#### [Entries supplied]
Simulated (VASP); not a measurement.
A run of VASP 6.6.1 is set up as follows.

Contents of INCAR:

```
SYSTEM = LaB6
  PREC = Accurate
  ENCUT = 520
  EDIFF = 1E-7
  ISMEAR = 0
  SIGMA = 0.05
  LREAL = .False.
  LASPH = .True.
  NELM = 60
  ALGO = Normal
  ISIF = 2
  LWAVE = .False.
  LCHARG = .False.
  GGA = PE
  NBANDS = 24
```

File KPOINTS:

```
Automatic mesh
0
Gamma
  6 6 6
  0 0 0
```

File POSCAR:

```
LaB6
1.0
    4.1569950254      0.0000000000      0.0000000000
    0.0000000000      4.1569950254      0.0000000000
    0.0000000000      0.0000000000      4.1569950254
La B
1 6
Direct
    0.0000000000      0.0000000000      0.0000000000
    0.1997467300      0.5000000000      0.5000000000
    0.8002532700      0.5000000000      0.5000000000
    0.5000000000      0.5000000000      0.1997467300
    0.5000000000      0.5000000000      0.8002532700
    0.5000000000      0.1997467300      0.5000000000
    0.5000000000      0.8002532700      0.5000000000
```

#### [Action item]
Reproduce the data in full, precisely as given.

#### [Exercise output]
Simulated (VASP); not a measurement.
A run of VASP 6.6.1 is set up as follows.

Contents of INCAR:

```
SYSTEM = LaB6
  PREC = Accurate
  ENCUT = 520
  EDIFF = 1E-7
  ISMEAR = 0
  SIGMA = 0.05
  LREAL = .False.
  LASPH = .True.
  NELM = 60
  ALGO = Normal
  ISIF = 2
  LWAVE = .False.
  LCHARG = .False.
  GGA = PE
  NBANDS = 24
```

File KPOINTS:

```
Automatic mesh
0
Gamma
  6 6 6
  0 0 0
```

File POSCAR:

```
LaB6
1.0
    4.1569950254      0.0000000000      0.0000000000
    0.0000000000      4.1569950254      0.0000000000
    0.0000000000      0.0000000000      4.1569950254
La B
1 6
Direct
    0.0000000000      0.0000000000      0.0000000000
    0.1997467300      0.5000000000      0.5000000000
    0.8002532700      0.5000000000      0.5000000000
    0.5000000000      0.5000000000      0.1997467300
    0.5000000000      0.5000000000      0.8002532700
    0.5000000000      0.1997467300      0.5000000000
    0.5000000000      0.8002532700      0.5000000000
```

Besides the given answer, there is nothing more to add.